INFORMATION PROVIDED –
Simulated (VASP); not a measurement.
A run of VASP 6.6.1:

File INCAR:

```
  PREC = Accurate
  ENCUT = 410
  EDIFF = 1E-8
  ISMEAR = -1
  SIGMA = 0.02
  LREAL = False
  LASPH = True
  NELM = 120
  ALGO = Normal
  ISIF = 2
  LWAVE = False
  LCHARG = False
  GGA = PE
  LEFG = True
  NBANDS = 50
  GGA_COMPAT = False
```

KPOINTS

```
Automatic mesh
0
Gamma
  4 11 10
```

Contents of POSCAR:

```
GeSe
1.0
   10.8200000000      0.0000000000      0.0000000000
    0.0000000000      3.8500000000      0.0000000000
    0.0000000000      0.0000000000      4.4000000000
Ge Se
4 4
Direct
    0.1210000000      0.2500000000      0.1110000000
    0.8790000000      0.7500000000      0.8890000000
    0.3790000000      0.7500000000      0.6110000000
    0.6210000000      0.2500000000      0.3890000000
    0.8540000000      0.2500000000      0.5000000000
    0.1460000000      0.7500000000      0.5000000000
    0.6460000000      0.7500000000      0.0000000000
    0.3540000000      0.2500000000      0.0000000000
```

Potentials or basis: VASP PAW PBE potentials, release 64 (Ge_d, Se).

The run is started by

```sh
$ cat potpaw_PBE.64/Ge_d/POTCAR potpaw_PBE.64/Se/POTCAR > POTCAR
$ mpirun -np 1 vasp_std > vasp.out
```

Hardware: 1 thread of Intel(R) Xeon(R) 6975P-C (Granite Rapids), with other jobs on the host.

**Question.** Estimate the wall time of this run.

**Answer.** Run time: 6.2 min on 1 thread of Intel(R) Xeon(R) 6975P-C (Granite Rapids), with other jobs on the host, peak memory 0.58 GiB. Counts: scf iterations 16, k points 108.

EXERCISE – Taking the line with "The run is started by" as the first and the line with "of this run." as the last, retype that stretch of the data above exactly, with no other lines.

RESULT –
The run is started by

```sh
$ cat potpaw_PBE.64/Ge_d/POTCAR potpaw_PBE.64/Se/POTCAR > POTCAR
$ mpirun -np 1 vasp_std > vasp.out
```

Hardware: 1 thread of Intel(R) Xeon(R) 6975P-C (Granite Rapids), with other jobs on the host.

**Question.** Estimate the wall time of this run.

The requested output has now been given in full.